# [WORK REQUEST]
Return each line of the material below exactly. Begin at the first and end on the line with "- pressure 1.5".

# [DATASET EXTRACT]
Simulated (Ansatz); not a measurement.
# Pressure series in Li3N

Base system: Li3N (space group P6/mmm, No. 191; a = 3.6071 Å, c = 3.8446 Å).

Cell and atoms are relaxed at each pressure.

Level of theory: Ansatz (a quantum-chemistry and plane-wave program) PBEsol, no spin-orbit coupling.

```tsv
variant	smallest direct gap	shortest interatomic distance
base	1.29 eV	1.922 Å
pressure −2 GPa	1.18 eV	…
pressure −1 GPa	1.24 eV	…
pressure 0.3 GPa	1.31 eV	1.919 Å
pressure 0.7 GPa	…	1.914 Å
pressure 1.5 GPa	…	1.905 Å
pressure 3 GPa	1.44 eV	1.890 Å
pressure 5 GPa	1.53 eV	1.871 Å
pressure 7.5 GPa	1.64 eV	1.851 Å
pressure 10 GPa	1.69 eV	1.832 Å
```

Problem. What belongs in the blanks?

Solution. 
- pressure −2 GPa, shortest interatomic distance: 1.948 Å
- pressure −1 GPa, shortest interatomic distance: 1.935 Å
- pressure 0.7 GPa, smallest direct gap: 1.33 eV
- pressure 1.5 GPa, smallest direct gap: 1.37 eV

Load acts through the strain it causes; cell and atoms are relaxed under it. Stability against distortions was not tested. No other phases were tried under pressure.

# [SOLUTION]
Simulated (Ansatz); not a measurement.
# Pressure series in Li3N

Base system: Li3N (space group P6/mmm, No. 191; a = 3.6071 Å, c = 3.8446 Å).

Cell and atoms are relaxed at each pressure.

Level of theory: Ansatz (a quantum-chemistry and plane-wave program) PBEsol, no spin-orbit coupling.

```tsv
variant	smallest direct gap	shortest interatomic distance
base	1.29 eV	1.922 Å
pressure −2 GPa	1.18 eV	…
pressure −1 GPa	1.24 eV	…
pressure 0.3 GPa	1.31 eV	1.919 Å
pressure 0.7 GPa	…	1.914 Å
pressure 1.5 GPa	…	1.905 Å
pressure 3 GPa	1.44 eV	1.890 Å
pressure 5 GPa	1.53 eV	1.871 Å
pressure 7.5 GPa	1.64 eV	1.851 Å
pressure 10 GPa	1.69 eV	1.832 Å
```

Problem. What belongs in the blanks?

Solution. 
- pressure −2 GPa, shortest interatomic distance: 1.948 Å
- pressure −1 GPa, shortest interatomic distance: 1.935 Å
- pressure 0.7 GPa, smallest direct gap: 1.33 eV
- pressure 1.5 GPa, smallest direct gap: 1.37 eV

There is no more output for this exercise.